--- START ---

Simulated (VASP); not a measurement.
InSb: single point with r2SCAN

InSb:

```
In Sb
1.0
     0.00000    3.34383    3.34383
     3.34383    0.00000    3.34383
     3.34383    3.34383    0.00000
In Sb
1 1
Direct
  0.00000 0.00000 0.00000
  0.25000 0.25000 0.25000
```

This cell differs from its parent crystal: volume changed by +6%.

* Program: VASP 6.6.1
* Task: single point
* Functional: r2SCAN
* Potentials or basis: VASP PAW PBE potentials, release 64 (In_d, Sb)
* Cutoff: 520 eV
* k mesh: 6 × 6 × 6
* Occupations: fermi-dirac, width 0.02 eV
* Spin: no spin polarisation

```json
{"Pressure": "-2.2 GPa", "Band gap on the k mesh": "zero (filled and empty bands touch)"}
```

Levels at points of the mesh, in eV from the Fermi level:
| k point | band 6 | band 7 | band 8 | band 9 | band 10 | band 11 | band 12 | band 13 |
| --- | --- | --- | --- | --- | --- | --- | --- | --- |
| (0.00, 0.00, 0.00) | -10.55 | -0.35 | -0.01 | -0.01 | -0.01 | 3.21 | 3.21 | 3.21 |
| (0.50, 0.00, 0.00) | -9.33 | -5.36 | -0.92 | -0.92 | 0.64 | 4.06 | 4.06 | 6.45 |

--- END ---

Work request: Give again exactly, and only, the lines above starting at the one with "Task: single point" and ending at the one with "3.21 | 3.21 |".

Task solution:
* Task: single point
* Functional: r2SCAN
* Potentials or basis: VASP PAW PBE potentials, release 64 (In_d, Sb)
* Cutoff: 520 eV
* k mesh: 6 × 6 × 6
* Occupations: fermi-dirac, width 0.02 eV
* Spin: no spin polarisation

```json
{"Pressure": "-2.2 GPa", "Band gap on the k mesh": "zero (filled and empty bands touch)"}
```

Levels at points of the mesh, in eV from the Fermi level:
| k point | band 6 | band 7 | band 8 | band 9 | band 10 | band 11 | band 12 | band 13 |
| --- | --- | --- | --- | --- | --- | --- | --- | --- |
| (0.00, 0.00, 0.00) | -10.55 | -0.35 | -0.01 | -0.01 | -0.01 | 3.21 | 3.21 | 3.21 |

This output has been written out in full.